[[ The data open ]]

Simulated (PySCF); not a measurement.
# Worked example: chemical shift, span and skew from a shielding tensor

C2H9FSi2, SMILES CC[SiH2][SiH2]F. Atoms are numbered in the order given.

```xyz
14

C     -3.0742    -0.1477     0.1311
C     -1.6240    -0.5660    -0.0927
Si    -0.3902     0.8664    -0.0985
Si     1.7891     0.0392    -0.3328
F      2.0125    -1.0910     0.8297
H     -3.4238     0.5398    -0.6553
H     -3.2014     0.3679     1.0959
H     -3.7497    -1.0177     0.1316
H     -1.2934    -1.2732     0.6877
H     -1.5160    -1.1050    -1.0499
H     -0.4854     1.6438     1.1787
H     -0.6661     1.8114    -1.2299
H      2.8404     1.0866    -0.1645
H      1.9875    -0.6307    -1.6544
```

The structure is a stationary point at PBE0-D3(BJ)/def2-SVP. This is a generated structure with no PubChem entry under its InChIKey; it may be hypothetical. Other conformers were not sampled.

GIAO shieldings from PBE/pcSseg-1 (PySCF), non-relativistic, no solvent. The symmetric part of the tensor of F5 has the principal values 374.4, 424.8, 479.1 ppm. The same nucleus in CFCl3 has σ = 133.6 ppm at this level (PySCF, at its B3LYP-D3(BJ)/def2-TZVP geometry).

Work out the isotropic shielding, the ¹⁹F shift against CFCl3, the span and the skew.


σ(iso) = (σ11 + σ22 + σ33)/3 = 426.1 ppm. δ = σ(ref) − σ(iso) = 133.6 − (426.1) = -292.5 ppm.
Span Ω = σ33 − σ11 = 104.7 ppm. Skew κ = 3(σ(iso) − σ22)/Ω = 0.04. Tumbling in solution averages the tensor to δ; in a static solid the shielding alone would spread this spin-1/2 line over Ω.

[[ The data closed ]]

> _Task item_:
Copy, exactly and only, the lines above that begin with the one containing "The structure is" and finish with the one containing "Work out the".

> _Solution_:
The structure is a stationary point at PBE0-D3(BJ)/def2-SVP. This is a generated structure with no PubChem entry under its InChIKey; it may be hypothetical. Other conformers were not sampled.

GIAO shieldings from PBE/pcSseg-1 (PySCF), non-relativistic, no solvent. The symmetric part of the tensor of F5 has the principal values 374.4, 424.8, 479.1 ppm. The same nucleus in CFCl3 has σ = 133.6 ppm at this level (PySCF, at its B3LYP-D3(BJ)/def2-TZVP geometry).

Work out the isotropic shielding, the ¹⁹F shift against CFCl3, the span and the skew.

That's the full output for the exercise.